---------- Given data ----------
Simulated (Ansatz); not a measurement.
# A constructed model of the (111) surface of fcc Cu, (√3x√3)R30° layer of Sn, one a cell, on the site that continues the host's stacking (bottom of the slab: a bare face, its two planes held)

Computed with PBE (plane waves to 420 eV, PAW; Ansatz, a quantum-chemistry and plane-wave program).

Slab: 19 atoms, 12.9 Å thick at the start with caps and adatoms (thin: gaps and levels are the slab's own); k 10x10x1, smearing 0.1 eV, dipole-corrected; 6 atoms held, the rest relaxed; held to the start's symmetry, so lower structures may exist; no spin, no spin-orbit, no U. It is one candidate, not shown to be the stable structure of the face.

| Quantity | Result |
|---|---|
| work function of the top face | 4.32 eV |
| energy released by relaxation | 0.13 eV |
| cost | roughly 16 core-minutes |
----------

Starting with the first line of the records, repeat every line up to and including the one containing "Computed with PBE", and nothing else.

Exercise response:
Simulated (Ansatz); not a measurement.
# A constructed model of the (111) surface of fcc Cu, (√3x√3)R30° layer of Sn, one a cell, on the site that continues the host's stacking (bottom of the slab: a bare face, its two planes held)

Computed with PBE (plane waves to 420 eV, PAW; Ansatz, a quantum-chemistry and plane-wave program).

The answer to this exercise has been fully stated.